_Dataset excerpts_.
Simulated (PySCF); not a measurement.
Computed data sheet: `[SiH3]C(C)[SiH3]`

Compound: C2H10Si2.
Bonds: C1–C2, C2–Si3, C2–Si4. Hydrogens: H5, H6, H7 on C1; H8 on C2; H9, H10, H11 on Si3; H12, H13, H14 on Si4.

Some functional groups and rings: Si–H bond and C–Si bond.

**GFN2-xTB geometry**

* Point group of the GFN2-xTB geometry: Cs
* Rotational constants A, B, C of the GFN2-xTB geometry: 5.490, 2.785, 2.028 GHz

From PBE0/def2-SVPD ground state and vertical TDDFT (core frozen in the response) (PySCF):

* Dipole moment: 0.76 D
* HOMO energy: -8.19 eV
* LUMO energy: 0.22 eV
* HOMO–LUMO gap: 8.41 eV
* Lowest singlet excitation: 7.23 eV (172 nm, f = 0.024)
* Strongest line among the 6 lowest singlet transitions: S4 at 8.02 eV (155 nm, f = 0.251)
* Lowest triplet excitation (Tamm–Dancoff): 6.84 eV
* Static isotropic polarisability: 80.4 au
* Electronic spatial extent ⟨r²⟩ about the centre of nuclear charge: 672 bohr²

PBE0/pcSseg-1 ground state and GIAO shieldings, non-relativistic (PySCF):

_Work request_. I would like the records restated exactly, with every line intact.

_Answer space_.
Simulated (PySCF); not a measurement.
Computed data sheet: `[SiH3]C(C)[SiH3]`

Compound: C2H10Si2.
Bonds: C1–C2, C2–Si3, C2–Si4. Hydrogens: H5, H6, H7 on C1; H8 on C2; H9, H10, H11 on Si3; H12, H13, H14 on Si4.

Some functional groups and rings: Si–H bond and C–Si bond.

**GFN2-xTB geometry**

* Point group of the GFN2-xTB geometry: Cs
* Rotational constants A, B, C of the GFN2-xTB geometry: 5.490, 2.785, 2.028 GHz

From PBE0/def2-SVPD ground state and vertical TDDFT (core frozen in the response) (PySCF):

* Dipole moment: 0.76 D
* HOMO energy: -8.19 eV
* LUMO energy: 0.22 eV
* HOMO–LUMO gap: 8.41 eV
* Lowest singlet excitation: 7.23 eV (172 nm, f = 0.024)
* Strongest line among the 6 lowest singlet transitions: S4 at 8.02 eV (155 nm, f = 0.251)
* Lowest triplet excitation (Tamm–Dancoff): 6.84 eV
* Static isotropic polarisability: 80.4 au
* Electronic spatial extent ⟨r²⟩ about the centre of nuclear charge: 672 bohr²

PBE0/pcSseg-1 ground state and GIAO shieldings, non-relativistic (PySCF):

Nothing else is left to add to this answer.